Work request:
Reproduce all entries word for word.

Records supplied:
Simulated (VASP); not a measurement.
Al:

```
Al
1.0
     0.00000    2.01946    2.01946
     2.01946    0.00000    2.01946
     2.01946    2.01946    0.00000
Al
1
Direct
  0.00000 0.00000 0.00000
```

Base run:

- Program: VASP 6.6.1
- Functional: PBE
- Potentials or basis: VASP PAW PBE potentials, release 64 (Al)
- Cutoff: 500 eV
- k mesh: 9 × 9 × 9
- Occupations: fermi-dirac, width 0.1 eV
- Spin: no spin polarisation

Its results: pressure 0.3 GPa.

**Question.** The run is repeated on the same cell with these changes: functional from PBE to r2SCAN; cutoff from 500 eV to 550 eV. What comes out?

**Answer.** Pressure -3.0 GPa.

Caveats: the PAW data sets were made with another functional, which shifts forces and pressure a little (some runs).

Reply:
Simulated (VASP); not a measurement.
Al:

```
Al
1.0
     0.00000    2.01946    2.01946
     2.01946    0.00000    2.01946
     2.01946    2.01946    0.00000
Al
1
Direct
  0.00000 0.00000 0.00000
```

Base run:

- Program: VASP 6.6.1
- Functional: PBE
- Potentials or basis: VASP PAW PBE potentials, release 64 (Al)
- Cutoff: 500 eV
- k mesh: 9 × 9 × 9
- Occupations: fermi-dirac, width 0.1 eV
- Spin: no spin polarisation

Its results: pressure 0.3 GPa.

**Question.** The run is repeated on the same cell with these changes: functional from PBE to r2SCAN; cutoff from 500 eV to 550 eV. What comes out?

**Answer.** Pressure -3.0 GPa.

Caveats: the PAW data sets were made with another functional, which shifts forces and pressure a little (some runs).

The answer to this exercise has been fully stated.